(Beginning of Dataset excerpts)

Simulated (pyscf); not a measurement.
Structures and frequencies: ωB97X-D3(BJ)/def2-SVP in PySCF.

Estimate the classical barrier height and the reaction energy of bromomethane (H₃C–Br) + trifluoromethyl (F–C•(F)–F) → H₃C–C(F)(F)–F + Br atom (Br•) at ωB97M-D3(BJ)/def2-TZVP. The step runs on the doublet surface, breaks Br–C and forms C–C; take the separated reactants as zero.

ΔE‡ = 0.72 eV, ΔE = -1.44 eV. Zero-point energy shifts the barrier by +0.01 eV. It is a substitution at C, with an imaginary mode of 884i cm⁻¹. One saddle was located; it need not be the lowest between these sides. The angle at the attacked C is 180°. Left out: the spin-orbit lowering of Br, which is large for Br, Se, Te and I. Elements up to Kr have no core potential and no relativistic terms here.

(End of Dataset excerpts)

§ Work instruction
Copy out, exactly and alone, the lines of the entries above between the ones holding "Structures and frequencies: ωB97X-D3(BJ)/def2-SVP" and "Estimate the classical", inclusive.

§ Written answer
Structures and frequencies: ωB97X-D3(BJ)/def2-SVP in PySCF.

Estimate the classical barrier height and the reaction energy of bromomethane (H₃C–Br) + trifluoromethyl (F–C•(F)–F) → H₃C–C(F)(F)–F + Br atom (Br•) at ωB97M-D3(BJ)/def2-TZVP. The step runs on the doublet surface, breaks Br–C and forms C–C; take the separated reactants as zero.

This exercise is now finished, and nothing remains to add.